### Data listing
--
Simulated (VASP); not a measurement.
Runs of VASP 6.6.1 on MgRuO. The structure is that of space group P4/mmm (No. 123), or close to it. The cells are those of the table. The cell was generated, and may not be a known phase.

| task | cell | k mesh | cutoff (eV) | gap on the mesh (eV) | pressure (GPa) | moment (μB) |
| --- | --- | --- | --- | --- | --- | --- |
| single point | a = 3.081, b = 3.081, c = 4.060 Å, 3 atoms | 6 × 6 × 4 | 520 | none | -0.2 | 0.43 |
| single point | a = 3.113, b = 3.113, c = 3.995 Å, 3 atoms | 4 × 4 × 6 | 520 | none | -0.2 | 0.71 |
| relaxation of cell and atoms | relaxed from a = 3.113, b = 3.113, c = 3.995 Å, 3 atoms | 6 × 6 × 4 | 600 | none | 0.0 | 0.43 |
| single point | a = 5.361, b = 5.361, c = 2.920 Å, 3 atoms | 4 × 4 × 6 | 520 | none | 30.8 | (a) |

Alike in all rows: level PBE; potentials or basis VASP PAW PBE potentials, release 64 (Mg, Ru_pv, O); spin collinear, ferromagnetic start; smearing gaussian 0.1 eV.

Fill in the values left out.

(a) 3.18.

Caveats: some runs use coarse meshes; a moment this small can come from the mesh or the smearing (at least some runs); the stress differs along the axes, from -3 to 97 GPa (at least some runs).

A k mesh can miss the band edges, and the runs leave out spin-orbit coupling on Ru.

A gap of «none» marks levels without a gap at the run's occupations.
--

### Assignment
Set down the whole listing once more, exactly as it appears.

### Expected answer
Simulated (VASP); not a measurement.
Runs of VASP 6.6.1 on MgRuO. The structure is that of space group P4/mmm (No. 123), or close to it. The cells are those of the table. The cell was generated, and may not be a known phase.

| task | cell | k mesh | cutoff (eV) | gap on the mesh (eV) | pressure (GPa) | moment (μB) |
| --- | --- | --- | --- | --- | --- | --- |
| single point | a = 3.081, b = 3.081, c = 4.060 Å, 3 atoms | 6 × 6 × 4 | 520 | none | -0.2 | 0.43 |
| single point | a = 3.113, b = 3.113, c = 3.995 Å, 3 atoms | 4 × 4 × 6 | 520 | none | -0.2 | 0.71 |
| relaxation of cell and atoms | relaxed from a = 3.113, b = 3.113, c = 3.995 Å, 3 atoms | 6 × 6 × 4 | 600 | none | 0.0 | 0.43 |
| single point | a = 5.361, b = 5.361, c = 2.920 Å, 3 atoms | 4 × 4 × 6 | 520 | none | 30.8 | (a) |

Alike in all rows: level PBE; potentials or basis VASP PAW PBE potentials, release 64 (Mg, Ru_pv, O); spin collinear, ferromagnetic start; smearing gaussian 0.1 eV.

Fill in the values left out.

(a) 3.18.

Caveats: some runs use coarse meshes; a moment this small can come from the mesh or the smearing (at least some runs); the stress differs along the axes, from -3 to 97 GPa (at least some runs).

A k mesh can miss the band edges, and the runs leave out spin-orbit coupling on Ru.

A gap of «none» marks levels without a gap at the run's occupations.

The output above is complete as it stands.